## Brief
Only the lines from the top of the data through the line containing "According to r²SCAN" should be duplicated, exactly as they appear.

## Data provided
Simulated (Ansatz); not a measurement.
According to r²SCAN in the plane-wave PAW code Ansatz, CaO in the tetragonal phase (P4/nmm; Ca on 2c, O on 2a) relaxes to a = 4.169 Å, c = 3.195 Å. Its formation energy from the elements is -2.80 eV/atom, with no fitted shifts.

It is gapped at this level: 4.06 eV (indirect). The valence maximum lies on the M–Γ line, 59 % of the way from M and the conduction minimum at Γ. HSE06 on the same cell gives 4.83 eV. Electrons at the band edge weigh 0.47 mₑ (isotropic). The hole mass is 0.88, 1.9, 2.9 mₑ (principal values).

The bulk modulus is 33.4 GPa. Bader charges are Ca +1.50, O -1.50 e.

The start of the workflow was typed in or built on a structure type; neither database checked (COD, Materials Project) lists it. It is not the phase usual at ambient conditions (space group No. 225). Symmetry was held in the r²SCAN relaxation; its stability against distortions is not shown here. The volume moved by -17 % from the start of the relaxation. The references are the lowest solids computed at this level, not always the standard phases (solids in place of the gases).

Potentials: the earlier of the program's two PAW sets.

## Written response
Simulated (Ansatz); not a measurement.
According to r²SCAN in the plane-wave PAW code Ansatz, CaO in the tetragonal phase (P4/nmm; Ca on 2c, O on 2a) relaxes to a = 4.169 Å, c = 3.195 Å. Its formation energy from the elements is -2.80 eV/atom, with no fitted shifts.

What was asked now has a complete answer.